Material provided —
[Start of section]
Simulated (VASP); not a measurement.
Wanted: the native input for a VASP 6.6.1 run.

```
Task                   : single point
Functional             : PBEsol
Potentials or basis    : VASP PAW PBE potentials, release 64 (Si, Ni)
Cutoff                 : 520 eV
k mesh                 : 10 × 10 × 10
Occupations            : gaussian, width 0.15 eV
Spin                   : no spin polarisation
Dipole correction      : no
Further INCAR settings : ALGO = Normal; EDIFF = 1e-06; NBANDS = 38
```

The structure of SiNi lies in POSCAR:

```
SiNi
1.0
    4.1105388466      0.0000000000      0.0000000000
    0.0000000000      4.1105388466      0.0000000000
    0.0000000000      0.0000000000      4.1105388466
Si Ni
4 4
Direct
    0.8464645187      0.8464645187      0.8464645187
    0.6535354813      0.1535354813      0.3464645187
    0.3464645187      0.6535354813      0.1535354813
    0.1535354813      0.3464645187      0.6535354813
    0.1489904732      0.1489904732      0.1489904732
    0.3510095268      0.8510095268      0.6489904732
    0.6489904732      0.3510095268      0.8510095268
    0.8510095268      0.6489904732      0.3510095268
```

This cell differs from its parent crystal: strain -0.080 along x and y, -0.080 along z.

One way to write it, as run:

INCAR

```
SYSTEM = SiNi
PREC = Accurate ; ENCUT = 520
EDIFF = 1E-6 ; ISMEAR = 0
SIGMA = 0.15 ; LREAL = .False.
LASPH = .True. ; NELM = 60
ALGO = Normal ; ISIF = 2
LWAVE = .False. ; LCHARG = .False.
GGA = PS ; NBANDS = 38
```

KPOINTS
[End of section]

Your task is to reproduce all of the records exactly.

Reply —
Simulated (VASP); not a measurement.
Wanted: the native input for a VASP 6.6.1 run.

```
Task                   : single point
Functional             : PBEsol
Potentials or basis    : VASP PAW PBE potentials, release 64 (Si, Ni)
Cutoff                 : 520 eV
k mesh                 : 10 × 10 × 10
Occupations            : gaussian, width 0.15 eV
Spin                   : no spin polarisation
Dipole correction      : no
Further INCAR settings : ALGO = Normal; EDIFF = 1e-06; NBANDS = 38
```

The structure of SiNi lies in POSCAR:

```
SiNi
1.0
    4.1105388466      0.0000000000      0.0000000000
    0.0000000000      4.1105388466      0.0000000000
    0.0000000000      0.0000000000      4.1105388466
Si Ni
4 4
Direct
    0.8464645187      0.8464645187      0.8464645187
    0.6535354813      0.1535354813      0.3464645187
    0.3464645187      0.6535354813      0.1535354813
    0.1535354813      0.3464645187      0.6535354813
    0.1489904732      0.1489904732      0.1489904732
    0.3510095268      0.8510095268      0.6489904732
    0.6489904732      0.3510095268      0.8510095268
    0.8510095268      0.6489904732      0.3510095268
```

This cell differs from its parent crystal: strain -0.080 along x and y, -0.080 along z.

One way to write it, as run:

INCAR

```
SYSTEM = SiNi
PREC = Accurate ; ENCUT = 520
EDIFF = 1E-6 ; ISMEAR = 0
SIGMA = 0.15 ; LREAL = .False.
LASPH = .True. ; NELM = 60
ALGO = Normal ; ISIF = 2
LWAVE = .False. ; LCHARG = .False.
GGA = PS ; NBANDS = 38
```

KPOINTS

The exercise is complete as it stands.